Required action:
Return the records exactly, from the first line through the "E. C#C[C@@H]1C[Si@@H](N)C[C@@H]1C" line.

Data for analysis:
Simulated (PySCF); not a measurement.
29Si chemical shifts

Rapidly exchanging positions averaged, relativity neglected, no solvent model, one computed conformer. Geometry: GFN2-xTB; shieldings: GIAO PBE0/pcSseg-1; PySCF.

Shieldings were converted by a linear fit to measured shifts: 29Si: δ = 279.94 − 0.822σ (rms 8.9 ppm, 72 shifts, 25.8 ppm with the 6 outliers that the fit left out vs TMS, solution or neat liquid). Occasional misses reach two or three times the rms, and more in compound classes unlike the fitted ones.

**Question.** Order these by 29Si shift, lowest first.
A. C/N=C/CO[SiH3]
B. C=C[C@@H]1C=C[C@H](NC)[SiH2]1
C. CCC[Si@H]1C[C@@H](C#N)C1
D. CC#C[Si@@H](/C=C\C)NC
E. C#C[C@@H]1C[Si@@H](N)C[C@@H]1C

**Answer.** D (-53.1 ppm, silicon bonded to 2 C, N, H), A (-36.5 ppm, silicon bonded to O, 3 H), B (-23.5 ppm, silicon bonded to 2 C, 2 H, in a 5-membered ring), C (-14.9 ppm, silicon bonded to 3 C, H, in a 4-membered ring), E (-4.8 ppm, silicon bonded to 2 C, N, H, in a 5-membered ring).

Answer area:
Simulated (PySCF); not a measurement.
29Si chemical shifts

Rapidly exchanging positions averaged, relativity neglected, no solvent model, one computed conformer. Geometry: GFN2-xTB; shieldings: GIAO PBE0/pcSseg-1; PySCF.

Shieldings were converted by a linear fit to measured shifts: 29Si: δ = 279.94 − 0.822σ (rms 8.9 ppm, 72 shifts, 25.8 ppm with the 6 outliers that the fit left out vs TMS, solution or neat liquid). Occasional misses reach two or three times the rms, and more in compound classes unlike the fitted ones.

**Question.** Order these by 29Si shift, lowest first.
A. C/N=C/CO[SiH3]
B. C=C[C@@H]1C=C[C@H](NC)[SiH2]1
C. CCC[Si@H]1C[C@@H](C#N)C1
D. CC#C[Si@@H](/C=C\C)NC
E. C#C[C@@H]1C[Si@@H](N)C[C@@H]1C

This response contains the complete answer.